The listing below is to be reproduced in full, character for character.

*** Block opens ***
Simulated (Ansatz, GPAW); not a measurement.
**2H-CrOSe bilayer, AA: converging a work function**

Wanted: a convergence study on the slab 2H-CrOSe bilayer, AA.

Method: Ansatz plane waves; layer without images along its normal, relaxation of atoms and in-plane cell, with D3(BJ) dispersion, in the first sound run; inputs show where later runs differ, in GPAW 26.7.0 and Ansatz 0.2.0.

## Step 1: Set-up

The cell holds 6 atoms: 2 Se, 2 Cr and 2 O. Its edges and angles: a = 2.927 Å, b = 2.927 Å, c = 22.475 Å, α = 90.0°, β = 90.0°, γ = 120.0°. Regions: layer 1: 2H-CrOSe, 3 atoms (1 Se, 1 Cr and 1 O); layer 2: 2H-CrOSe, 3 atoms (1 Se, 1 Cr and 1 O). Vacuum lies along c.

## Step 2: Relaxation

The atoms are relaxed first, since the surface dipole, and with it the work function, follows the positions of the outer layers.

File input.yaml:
*** Block closes ***

▶ [SOLUTION]:
Simulated (Ansatz, GPAW); not a measurement.
**2H-CrOSe bilayer, AA: converging a work function**

Wanted: a convergence study on the slab 2H-CrOSe bilayer, AA.

Method: Ansatz plane waves; layer without images along its normal, relaxation of atoms and in-plane cell, with D3(BJ) dispersion, in the first sound run; inputs show where later runs differ, in GPAW 26.7.0 and Ansatz 0.2.0.

## Step 1: Set-up

The cell holds 6 atoms: 2 Se, 2 Cr and 2 O. Its edges and angles: a = 2.927 Å, b = 2.927 Å, c = 22.475 Å, α = 90.0°, β = 90.0°, γ = 120.0°. Regions: layer 1: 2H-CrOSe, 3 atoms (1 Se, 1 Cr and 1 O); layer 2: 2H-CrOSe, 3 atoms (1 Se, 1 Cr and 1 O). Vacuum lies along c.

## Step 2: Relaxation

The atoms are relaxed first, since the surface dipole, and with it the work function, follows the positions of the outer layers.

File input.yaml:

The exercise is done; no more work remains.